| WORK ITEM |
Of all the entries below, retype only the lines from the one with "POTCAR, in this" through the one with "Output of the", exactly as they appear.

── DATA EXCERPTS
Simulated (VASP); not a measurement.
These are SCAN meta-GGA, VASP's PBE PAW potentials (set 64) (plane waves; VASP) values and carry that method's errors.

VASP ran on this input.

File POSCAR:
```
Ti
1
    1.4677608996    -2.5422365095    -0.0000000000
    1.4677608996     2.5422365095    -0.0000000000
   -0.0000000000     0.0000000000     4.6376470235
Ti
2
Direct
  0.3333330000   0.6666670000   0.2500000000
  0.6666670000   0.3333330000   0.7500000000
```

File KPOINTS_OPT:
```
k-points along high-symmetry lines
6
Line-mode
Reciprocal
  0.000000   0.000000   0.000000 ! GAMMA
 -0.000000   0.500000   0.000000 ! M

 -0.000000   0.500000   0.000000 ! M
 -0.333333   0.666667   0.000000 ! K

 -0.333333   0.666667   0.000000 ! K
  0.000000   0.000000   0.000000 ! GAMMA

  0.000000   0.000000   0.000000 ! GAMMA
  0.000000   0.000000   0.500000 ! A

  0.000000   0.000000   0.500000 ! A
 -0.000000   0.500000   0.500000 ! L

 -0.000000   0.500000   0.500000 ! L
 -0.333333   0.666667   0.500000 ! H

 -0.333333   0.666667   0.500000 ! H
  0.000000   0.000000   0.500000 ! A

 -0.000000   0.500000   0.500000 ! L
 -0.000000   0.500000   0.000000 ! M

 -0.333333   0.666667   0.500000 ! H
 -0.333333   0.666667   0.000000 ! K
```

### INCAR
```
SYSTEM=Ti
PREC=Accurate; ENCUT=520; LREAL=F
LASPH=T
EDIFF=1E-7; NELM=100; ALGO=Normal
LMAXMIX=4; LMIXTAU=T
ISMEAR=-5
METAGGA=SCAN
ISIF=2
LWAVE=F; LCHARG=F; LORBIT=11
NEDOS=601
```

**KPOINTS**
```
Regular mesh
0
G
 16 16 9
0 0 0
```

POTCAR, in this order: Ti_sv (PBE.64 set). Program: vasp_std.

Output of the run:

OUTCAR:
────

| YOUR RESPONSE |
POTCAR, in this order: Ti_sv (PBE.64 set). Program: vasp_std.

Output of the run:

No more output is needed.